### WORK ORDER
From the first line through the last, transcribe the listing word for word.

= = = =

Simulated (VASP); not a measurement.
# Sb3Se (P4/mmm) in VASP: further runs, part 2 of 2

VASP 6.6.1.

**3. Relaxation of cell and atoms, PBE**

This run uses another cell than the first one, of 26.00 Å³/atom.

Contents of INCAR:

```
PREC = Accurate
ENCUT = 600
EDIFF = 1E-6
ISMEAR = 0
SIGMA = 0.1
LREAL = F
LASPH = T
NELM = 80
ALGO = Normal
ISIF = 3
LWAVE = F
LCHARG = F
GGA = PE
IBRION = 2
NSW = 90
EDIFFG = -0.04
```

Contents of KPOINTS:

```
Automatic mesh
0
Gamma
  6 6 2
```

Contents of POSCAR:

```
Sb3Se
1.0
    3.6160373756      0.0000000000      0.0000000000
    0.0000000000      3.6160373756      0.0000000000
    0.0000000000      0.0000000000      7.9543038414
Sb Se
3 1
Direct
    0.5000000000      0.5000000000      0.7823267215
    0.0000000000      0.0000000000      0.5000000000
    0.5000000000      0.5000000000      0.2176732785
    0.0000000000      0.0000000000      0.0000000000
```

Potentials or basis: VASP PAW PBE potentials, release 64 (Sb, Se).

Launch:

= = = =

### WORKED SOLUTION
Simulated (VASP); not a measurement.
# Sb3Se (P4/mmm) in VASP: further runs, part 2 of 2

VASP 6.6.1.

**3. Relaxation of cell and atoms, PBE**

This run uses another cell than the first one, of 26.00 Å³/atom.

Contents of INCAR:

```
PREC = Accurate
ENCUT = 600
EDIFF = 1E-6
ISMEAR = 0
SIGMA = 0.1
LREAL = F
LASPH = T
NELM = 80
ALGO = Normal
ISIF = 3
LWAVE = F
LCHARG = F
GGA = PE
IBRION = 2
NSW = 90
EDIFFG = -0.04
```

Contents of KPOINTS:

```
Automatic mesh
0
Gamma
  6 6 2
```

Contents of POSCAR:

```
Sb3Se
1.0
    3.6160373756      0.0000000000      0.0000000000
    0.0000000000      3.6160373756      0.0000000000
    0.0000000000      0.0000000000      7.9543038414
Sb Se
3 1
Direct
    0.5000000000      0.5000000000      0.7823267215
    0.0000000000      0.0000000000      0.5000000000
    0.5000000000      0.5000000000      0.2176732785
    0.0000000000      0.0000000000      0.0000000000
```

Potentials or basis: VASP PAW PBE potentials, release 64 (Sb, Se).

Launch:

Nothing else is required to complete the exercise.